Supplied records Block Start

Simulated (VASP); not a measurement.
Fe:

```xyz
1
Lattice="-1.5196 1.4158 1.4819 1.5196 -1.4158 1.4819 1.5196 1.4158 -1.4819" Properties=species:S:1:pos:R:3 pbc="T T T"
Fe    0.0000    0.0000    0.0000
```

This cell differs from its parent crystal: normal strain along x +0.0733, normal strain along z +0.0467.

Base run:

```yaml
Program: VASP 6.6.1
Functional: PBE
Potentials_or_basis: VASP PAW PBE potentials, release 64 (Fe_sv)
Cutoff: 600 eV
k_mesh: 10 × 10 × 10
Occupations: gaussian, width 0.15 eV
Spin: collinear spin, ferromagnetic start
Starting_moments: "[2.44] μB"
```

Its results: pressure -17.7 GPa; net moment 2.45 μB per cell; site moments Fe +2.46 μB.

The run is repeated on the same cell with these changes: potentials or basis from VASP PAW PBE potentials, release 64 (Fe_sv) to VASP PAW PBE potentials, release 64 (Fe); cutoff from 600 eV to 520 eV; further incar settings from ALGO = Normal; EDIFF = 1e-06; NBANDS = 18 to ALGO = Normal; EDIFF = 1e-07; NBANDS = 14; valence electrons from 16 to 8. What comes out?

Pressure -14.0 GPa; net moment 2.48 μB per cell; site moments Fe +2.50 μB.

Supplied records Block End

Copy out only the lines of the records above from the one with "Its results: pressure" through the one with "The run is repeated", exactly as they stand, both included.

> [Exercise output]:
Its results: pressure -17.7 GPa; net moment 2.45 μB per cell; site moments Fe +2.46 μB.

The run is repeated on the same cell with these changes: potentials or basis from VASP PAW PBE potentials, release 64 (Fe_sv) to VASP PAW PBE potentials, release 64 (Fe); cutoff from 600 eV to 520 eV; further incar settings from ALGO = Normal; EDIFF = 1e-06; NBANDS = 18 to ALGO = Normal; EDIFF = 1e-07; NBANDS = 14; valence electrons from 16 to 8. What comes out?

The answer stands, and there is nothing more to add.